- _BRIEF_:
Please output every record exactly, keeping each line as it is.

- _DATA UNDER STUDY_:
^^^^^^^^^^^^^^^^

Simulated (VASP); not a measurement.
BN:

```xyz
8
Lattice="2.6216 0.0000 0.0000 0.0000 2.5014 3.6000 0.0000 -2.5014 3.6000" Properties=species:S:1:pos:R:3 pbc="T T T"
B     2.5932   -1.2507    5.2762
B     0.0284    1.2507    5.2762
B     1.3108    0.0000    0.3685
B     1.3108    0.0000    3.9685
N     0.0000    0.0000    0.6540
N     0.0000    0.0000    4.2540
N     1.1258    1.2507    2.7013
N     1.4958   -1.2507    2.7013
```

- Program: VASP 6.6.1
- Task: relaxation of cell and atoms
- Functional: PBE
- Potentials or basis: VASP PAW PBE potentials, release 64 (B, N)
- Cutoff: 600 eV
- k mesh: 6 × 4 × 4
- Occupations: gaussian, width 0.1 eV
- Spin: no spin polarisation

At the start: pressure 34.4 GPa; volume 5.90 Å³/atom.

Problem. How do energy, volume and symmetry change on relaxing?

^^^^^^^^^^^^^^^^

- _ANSWER SECTION_:
Simulated (VASP); not a measurement.
BN:

```xyz
8
Lattice="2.6216 0.0000 0.0000 0.0000 2.5014 3.6000 0.0000 -2.5014 3.6000" Properties=species:S:1:pos:R:3 pbc="T T T"
B     2.5932   -1.2507    5.2762
B     0.0284    1.2507    5.2762
B     1.3108    0.0000    0.3685
B     1.3108    0.0000    3.9685
N     0.0000    0.0000    0.6540
N     0.0000    0.0000    4.2540
N     1.1258    1.2507    2.7013
N     1.4958   -1.2507    2.7013
```

- Program: VASP 6.6.1
- Task: relaxation of cell and atoms
- Functional: PBE
- Potentials or basis: VASP PAW PBE potentials, release 64 (B, N)
- Cutoff: 600 eV
- k mesh: 6 × 4 × 4
- Occupations: gaussian, width 0.1 eV
- Spin: no spin polarisation

At the start: pressure 34.4 GPa; volume 5.90 Å³/atom.

Problem. How do energy, volume and symmetry change on relaxing?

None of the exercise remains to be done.